Record excerpts:
++++++++++++++++++++
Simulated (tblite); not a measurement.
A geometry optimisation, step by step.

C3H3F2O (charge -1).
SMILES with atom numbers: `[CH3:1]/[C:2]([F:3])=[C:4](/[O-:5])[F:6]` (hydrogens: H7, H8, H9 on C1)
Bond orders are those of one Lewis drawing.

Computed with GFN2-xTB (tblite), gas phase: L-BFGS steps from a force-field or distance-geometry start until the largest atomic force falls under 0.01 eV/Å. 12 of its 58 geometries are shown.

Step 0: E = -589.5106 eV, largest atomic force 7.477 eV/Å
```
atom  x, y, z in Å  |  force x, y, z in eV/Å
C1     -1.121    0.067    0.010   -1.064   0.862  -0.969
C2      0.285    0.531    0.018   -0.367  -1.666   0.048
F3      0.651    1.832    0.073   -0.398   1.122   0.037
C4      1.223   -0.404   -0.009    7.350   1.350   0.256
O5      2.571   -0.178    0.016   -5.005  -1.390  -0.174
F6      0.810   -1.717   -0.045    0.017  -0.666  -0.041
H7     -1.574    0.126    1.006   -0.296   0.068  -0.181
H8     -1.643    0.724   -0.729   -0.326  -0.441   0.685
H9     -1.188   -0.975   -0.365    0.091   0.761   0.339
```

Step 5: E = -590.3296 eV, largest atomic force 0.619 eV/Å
++++++++++++++++++++

Work instruction: Write out every entry exactly as it appears.

Response:
Simulated (tblite); not a measurement.
A geometry optimisation, step by step.

C3H3F2O (charge -1).
SMILES with atom numbers: `[CH3:1]/[C:2]([F:3])=[C:4](/[O-:5])[F:6]` (hydrogens: H7, H8, H9 on C1)
Bond orders are those of one Lewis drawing.

Computed with GFN2-xTB (tblite), gas phase: L-BFGS steps from a force-field or distance-geometry start until the largest atomic force falls under 0.01 eV/Å. 12 of its 58 geometries are shown.

Step 0: E = -589.5106 eV, largest atomic force 7.477 eV/Å
```
atom  x, y, z in Å  |  force x, y, z in eV/Å
C1     -1.121    0.067    0.010   -1.064   0.862  -0.969
C2      0.285    0.531    0.018   -0.367  -1.666   0.048
F3      0.651    1.832    0.073   -0.398   1.122   0.037
C4      1.223   -0.404   -0.009    7.350   1.350   0.256
O5      2.571   -0.178    0.016   -5.005  -1.390  -0.174
F6      0.810   -1.717   -0.045    0.017  -0.666  -0.041
H7     -1.574    0.126    1.006   -0.296   0.068  -0.181
H8     -1.643    0.724   -0.729   -0.326  -0.441   0.685
H9     -1.188   -0.975   -0.365    0.091   0.761   0.339
```

Step 5: E = -590.3296 eV, largest atomic force 0.619 eV/Å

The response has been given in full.